◇ ◇ ◇ ◇ ◇

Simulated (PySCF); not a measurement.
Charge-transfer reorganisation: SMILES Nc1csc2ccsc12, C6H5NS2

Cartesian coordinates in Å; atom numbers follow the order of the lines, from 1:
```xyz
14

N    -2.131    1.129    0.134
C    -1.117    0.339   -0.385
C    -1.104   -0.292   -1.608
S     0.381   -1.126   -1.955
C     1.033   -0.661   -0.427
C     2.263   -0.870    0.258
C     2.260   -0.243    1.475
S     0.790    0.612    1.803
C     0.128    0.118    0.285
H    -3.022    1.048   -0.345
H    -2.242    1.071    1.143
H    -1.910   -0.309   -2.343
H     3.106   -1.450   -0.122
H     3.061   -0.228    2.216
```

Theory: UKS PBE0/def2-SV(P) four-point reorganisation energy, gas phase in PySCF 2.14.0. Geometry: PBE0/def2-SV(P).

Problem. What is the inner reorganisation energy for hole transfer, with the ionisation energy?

◇ ◇ ◇ ◇ ◇

Beginning with the very first line of the material, please return exactly each line down to and including the one with "Theory: UKS PBE0/def2-SV(P)".

**TASK SOLUTION**
Simulated (PySCF); not a measurement.
Charge-transfer reorganisation: SMILES Nc1csc2ccsc12, C6H5NS2

Cartesian coordinates in Å; atom numbers follow the order of the lines, from 1:
```xyz
14

N    -2.131    1.129    0.134
C    -1.117    0.339   -0.385
C    -1.104   -0.292   -1.608
S     0.381   -1.126   -1.955
C     1.033   -0.661   -0.427
C     2.263   -0.870    0.258
C     2.260   -0.243    1.475
S     0.790    0.612    1.803
C     0.128    0.118    0.285
H    -3.022    1.048   -0.345
H    -2.242    1.071    1.143
H    -1.910   -0.309   -2.343
H     3.106   -1.450   -0.122
H     3.061   -0.228    2.216
```

Theory: UKS PBE0/def2-SV(P) four-point reorganisation energy, gas phase in PySCF 2.14.0. Geometry: PBE0/def2-SV(P).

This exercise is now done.